▶ **TASK ITEM**:
Your answer should consist only of the lines below from the one with "gap 1.69 eV) |" through the one with "22 | band 23 |", copied exactly.

▶ **DATA**:
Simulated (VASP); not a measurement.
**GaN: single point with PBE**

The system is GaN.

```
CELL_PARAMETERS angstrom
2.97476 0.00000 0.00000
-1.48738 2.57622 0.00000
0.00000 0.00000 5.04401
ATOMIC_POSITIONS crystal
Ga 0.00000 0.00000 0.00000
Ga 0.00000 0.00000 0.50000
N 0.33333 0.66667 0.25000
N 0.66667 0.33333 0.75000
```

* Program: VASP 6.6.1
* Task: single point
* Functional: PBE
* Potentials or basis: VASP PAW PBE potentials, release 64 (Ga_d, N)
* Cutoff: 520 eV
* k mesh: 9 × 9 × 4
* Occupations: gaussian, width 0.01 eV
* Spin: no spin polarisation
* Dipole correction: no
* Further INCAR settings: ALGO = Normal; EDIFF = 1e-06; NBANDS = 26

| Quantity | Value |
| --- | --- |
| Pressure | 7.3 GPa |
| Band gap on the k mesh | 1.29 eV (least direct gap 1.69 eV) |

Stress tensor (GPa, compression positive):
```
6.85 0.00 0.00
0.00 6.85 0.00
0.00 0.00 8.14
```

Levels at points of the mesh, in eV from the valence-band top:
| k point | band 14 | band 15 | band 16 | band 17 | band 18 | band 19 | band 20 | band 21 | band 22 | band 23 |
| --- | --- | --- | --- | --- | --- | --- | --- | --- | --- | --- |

▶ **TASK RESULT**:
| Band gap on the k mesh | 1.29 eV (least direct gap 1.69 eV) |

Stress tensor (GPa, compression positive):
```
6.85 0.00 0.00
0.00 6.85 0.00
0.00 0.00 8.14
```

Levels at points of the mesh, in eV from the valence-band top:
| k point | band 14 | band 15 | band 16 | band 17 | band 18 | band 19 | band 20 | band 21 | band 22 | band 23 |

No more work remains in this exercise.